Brief: Repeat exactly the opening lines of the records, ending with the line that contains "Gate-all-around wire, scale".

The data: Begin
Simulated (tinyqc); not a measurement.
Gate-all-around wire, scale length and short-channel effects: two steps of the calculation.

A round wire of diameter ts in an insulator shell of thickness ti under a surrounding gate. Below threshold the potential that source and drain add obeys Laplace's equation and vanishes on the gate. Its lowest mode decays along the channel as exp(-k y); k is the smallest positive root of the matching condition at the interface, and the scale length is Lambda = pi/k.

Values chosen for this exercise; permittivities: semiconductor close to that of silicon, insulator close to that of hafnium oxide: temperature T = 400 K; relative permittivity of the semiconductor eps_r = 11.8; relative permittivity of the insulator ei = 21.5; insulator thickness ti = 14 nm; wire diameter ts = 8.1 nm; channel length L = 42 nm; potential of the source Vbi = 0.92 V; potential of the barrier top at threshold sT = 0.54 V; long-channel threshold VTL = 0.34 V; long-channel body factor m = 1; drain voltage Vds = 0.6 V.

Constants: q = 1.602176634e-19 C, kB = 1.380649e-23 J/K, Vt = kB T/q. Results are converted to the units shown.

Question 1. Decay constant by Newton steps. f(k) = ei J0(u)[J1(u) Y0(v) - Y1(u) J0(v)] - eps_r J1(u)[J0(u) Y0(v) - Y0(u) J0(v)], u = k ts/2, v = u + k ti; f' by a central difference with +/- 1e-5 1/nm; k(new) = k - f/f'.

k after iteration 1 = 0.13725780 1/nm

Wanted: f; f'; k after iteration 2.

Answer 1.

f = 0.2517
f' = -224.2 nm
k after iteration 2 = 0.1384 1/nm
The data: End

Answer area:
Simulated (tinyqc); not a measurement.
Gate-all-around wire, scale length and short-channel effects: two steps of the calculation.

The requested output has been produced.